+++++

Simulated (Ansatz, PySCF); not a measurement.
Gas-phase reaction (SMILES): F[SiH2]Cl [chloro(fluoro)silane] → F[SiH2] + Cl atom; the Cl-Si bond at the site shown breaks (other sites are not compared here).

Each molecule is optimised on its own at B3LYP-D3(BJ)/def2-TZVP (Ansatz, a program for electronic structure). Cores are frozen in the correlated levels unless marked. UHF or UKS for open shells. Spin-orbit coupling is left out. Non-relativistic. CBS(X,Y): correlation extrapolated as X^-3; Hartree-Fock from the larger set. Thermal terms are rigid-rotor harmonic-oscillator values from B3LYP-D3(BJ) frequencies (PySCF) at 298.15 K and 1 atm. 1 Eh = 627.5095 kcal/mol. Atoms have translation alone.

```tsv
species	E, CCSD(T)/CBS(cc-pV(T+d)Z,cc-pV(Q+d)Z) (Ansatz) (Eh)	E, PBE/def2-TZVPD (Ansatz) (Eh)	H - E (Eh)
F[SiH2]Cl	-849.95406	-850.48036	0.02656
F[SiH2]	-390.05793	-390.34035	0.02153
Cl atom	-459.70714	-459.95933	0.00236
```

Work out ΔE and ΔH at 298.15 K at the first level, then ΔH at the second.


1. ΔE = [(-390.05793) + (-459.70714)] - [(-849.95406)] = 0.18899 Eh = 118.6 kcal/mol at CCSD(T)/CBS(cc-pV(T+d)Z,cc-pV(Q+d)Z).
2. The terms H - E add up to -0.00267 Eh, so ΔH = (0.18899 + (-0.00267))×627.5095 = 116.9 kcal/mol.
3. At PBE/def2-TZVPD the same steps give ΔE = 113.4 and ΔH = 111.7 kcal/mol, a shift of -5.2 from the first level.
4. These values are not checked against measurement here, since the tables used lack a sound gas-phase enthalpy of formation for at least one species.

+++++

Send back exactly the lines of the listing above starting at the one with "1. ΔE = [(-390.05793)" and ending at the one with "3. At PBE/def2-TZVPD", inclusive, and no others.

1. ΔE = [(-390.05793) + (-459.70714)] - [(-849.95406)] = 0.18899 Eh = 118.6 kcal/mol at CCSD(T)/CBS(cc-pV(T+d)Z,cc-pV(Q+d)Z).
2. The terms H - E add up to -0.00267 Eh, so ΔH = (0.18899 + (-0.00267))×627.5095 = 116.9 kcal/mol.
3. At PBE/def2-TZVPD the same steps give ΔE = 113.4 and ΔH = 111.7 kcal/mol, a shift of -5.2 from the first level.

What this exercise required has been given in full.